========
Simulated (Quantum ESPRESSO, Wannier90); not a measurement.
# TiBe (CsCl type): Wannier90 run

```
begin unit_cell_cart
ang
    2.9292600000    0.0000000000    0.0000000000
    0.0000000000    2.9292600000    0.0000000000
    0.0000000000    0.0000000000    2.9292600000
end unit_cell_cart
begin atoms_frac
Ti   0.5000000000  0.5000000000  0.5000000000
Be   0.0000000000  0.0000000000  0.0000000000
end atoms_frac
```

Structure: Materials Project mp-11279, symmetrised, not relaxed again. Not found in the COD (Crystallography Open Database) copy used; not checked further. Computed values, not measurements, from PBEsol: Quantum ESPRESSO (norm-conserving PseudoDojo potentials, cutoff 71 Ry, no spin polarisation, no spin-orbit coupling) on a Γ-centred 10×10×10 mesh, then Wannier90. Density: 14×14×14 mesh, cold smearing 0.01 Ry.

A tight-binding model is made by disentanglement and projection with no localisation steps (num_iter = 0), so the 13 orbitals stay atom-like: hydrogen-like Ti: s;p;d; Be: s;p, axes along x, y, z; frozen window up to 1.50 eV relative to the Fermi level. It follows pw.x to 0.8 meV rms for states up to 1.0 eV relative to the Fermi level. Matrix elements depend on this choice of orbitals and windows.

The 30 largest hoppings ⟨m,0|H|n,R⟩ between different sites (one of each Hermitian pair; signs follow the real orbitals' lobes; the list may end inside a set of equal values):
========

WORK REQUEST
Only the lines from the first line of the records through the line with "A tight-binding model" should be reproduced, exactly and with nothing added.

WORKED SOLUTION
Simulated (Quantum ESPRESSO, Wannier90); not a measurement.
# TiBe (CsCl type): Wannier90 run

```
begin unit_cell_cart
ang
    2.9292600000    0.0000000000    0.0000000000
    0.0000000000    2.9292600000    0.0000000000
    0.0000000000    0.0000000000    2.9292600000
end unit_cell_cart
begin atoms_frac
Ti   0.5000000000  0.5000000000  0.5000000000
Be   0.0000000000  0.0000000000  0.0000000000
end atoms_frac
```

Structure: Materials Project mp-11279, symmetrised, not relaxed again. Not found in the COD (Crystallography Open Database) copy used; not checked further. Computed values, not measurements, from PBEsol: Quantum ESPRESSO (norm-conserving PseudoDojo potentials, cutoff 71 Ry, no spin polarisation, no spin-orbit coupling) on a Γ-centred 10×10×10 mesh, then Wannier90. Density: 14×14×14 mesh, cold smearing 0.01 Ry.

A tight-binding model is made by disentanglement and projection with no localisation steps (num_iter = 0), so the 13 orbitals stay atom-like: hydrogen-like Ti: s;p;d; Be: s;p, axes along x, y, z; frozen window up to 1.50 eV relative to the Fermi level. It follows pw.x to 0.8 meV rms for states up to 1.0 eV relative to the Fermi level. Matrix elements depend on this choice of orbitals and windows.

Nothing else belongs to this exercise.